**Assignment**.
Quote the listing below in its entirety.

**Data extracts**.

>>>>>

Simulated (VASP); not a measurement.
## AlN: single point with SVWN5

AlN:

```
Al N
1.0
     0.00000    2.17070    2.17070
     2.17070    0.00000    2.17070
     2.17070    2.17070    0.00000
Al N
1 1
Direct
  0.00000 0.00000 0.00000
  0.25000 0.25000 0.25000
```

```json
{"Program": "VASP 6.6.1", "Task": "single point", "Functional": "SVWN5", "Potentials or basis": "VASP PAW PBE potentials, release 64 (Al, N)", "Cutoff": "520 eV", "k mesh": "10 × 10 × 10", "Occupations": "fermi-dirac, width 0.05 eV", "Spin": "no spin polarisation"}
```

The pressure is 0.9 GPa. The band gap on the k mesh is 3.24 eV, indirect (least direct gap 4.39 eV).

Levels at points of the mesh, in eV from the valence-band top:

<<<<<

**Exercise response**.
Simulated (VASP); not a measurement.
## AlN: single point with SVWN5

AlN:

```
Al N
1.0
     0.00000    2.17070    2.17070
     2.17070    0.00000    2.17070
     2.17070    2.17070    0.00000
Al N
1 1
Direct
  0.00000 0.00000 0.00000
  0.25000 0.25000 0.25000
```

```json
{"Program": "VASP 6.6.1", "Task": "single point", "Functional": "SVWN5", "Potentials or basis": "VASP PAW PBE potentials, release 64 (Al, N)", "Cutoff": "520 eV", "k mesh": "10 × 10 × 10", "Occupations": "fermi-dirac, width 0.05 eV", "Spin": "no spin polarisation"}
```

The pressure is 0.9 GPa. The band gap on the k mesh is 3.24 eV, indirect (least direct gap 4.39 eV).

Levels at points of the mesh, in eV from the valence-band top:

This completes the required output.